# REQUIRED ACTION
Repeat exactly, please, the opening lines of the data below, through and including the line where "D. C#C/C(F)=C/[SiH3]" sits.

━━━ SUPPLIED ENTRIES

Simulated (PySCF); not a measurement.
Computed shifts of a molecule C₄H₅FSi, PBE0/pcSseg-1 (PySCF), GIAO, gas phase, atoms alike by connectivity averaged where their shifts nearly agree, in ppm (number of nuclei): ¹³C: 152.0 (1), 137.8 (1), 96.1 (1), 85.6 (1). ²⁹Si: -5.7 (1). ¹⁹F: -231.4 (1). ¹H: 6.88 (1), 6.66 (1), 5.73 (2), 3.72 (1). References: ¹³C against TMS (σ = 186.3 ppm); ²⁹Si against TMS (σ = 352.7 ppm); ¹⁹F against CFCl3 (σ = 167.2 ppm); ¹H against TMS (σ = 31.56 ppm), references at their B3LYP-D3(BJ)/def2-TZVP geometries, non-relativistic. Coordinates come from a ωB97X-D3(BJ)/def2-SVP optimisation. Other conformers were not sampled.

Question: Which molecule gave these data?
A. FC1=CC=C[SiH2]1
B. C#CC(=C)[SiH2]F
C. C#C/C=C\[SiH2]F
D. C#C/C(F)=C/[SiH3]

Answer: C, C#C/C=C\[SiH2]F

━━━━━━

# ANSWER AREA
Simulated (PySCF); not a measurement.
Computed shifts of a molecule C₄H₅FSi, PBE0/pcSseg-1 (PySCF), GIAO, gas phase, atoms alike by connectivity averaged where their shifts nearly agree, in ppm (number of nuclei): ¹³C: 152.0 (1), 137.8 (1), 96.1 (1), 85.6 (1). ²⁹Si: -5.7 (1). ¹⁹F: -231.4 (1). ¹H: 6.88 (1), 6.66 (1), 5.73 (2), 3.72 (1). References: ¹³C against TMS (σ = 186.3 ppm); ²⁹Si against TMS (σ = 352.7 ppm); ¹⁹F against CFCl3 (σ = 167.2 ppm); ¹H against TMS (σ = 31.56 ppm), references at their B3LYP-D3(BJ)/def2-TZVP geometries, non-relativistic. Coordinates come from a ωB97X-D3(BJ)/def2-SVP optimisation. Other conformers were not sampled.

Question: Which molecule gave these data?
A. FC1=CC=C[SiH2]1
B. C#CC(=C)[SiH2]F
C. C#C/C=C\[SiH2]F
D. C#C/C(F)=C/[SiH3]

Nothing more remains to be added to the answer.